REQUIREMENT: Reproduce, from the lines below, exactly the stretch that begins at the line containing "The cell holds" and ends at the line containing "The first choice: the", both included.

INPUT DATA:
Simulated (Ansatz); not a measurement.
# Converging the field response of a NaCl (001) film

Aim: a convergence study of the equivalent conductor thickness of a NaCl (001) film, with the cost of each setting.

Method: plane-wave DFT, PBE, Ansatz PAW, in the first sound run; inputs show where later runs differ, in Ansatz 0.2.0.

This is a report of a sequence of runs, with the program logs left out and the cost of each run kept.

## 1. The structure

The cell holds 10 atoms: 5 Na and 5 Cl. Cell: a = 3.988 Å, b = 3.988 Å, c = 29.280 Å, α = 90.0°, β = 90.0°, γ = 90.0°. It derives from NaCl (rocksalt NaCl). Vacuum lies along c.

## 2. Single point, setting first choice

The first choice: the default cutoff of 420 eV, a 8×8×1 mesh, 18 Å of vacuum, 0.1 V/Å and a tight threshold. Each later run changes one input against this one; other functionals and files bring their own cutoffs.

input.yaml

WRITTEN REPLY:
The cell holds 10 atoms: 5 Na and 5 Cl. Cell: a = 3.988 Å, b = 3.988 Å, c = 29.280 Å, α = 90.0°, β = 90.0°, γ = 90.0°. It derives from NaCl (rocksalt NaCl). Vacuum lies along c.

## 2. Single point, setting first choice

The first choice: the default cutoff of 420 eV, a 8×8×1 mesh, 18 Å of vacuum, 0.1 V/Å and a tight threshold. Each later run changes one input against this one; other functionals and files bring their own cutoffs.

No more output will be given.